════

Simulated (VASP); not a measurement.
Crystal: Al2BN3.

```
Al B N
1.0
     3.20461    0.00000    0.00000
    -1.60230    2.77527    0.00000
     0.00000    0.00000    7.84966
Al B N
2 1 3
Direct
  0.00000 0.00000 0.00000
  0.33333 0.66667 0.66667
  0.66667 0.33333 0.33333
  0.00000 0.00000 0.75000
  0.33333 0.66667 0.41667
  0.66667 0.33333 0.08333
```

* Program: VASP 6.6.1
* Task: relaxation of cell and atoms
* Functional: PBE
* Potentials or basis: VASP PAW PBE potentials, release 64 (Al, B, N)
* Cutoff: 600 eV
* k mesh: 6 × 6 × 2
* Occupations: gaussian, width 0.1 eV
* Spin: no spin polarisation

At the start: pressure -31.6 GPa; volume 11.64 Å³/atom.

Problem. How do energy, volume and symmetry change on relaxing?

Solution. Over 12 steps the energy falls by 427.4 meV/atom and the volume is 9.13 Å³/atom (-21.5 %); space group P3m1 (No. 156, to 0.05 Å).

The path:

════

Since only part of the listing is wanted, copy exactly the lines from the one holding "Program: VASP 6.6.1" to the one holding "Solution. Over 12", both included.

* Program: VASP 6.6.1
* Task: relaxation of cell and atoms
* Functional: PBE
* Potentials or basis: VASP PAW PBE potentials, release 64 (Al, B, N)
* Cutoff: 600 eV
* k mesh: 6 × 6 × 2
* Occupations: gaussian, width 0.1 eV
* Spin: no spin polarisation

At the start: pressure -31.6 GPa; volume 11.64 Å³/atom.

Problem. How do energy, volume and symmetry change on relaxing?

Solution. Over 12 steps the energy falls by 427.4 meV/atom and the volume is 9.13 Å³/atom (-21.5 %); space group P3m1 (No. 156, to 0.05 Å).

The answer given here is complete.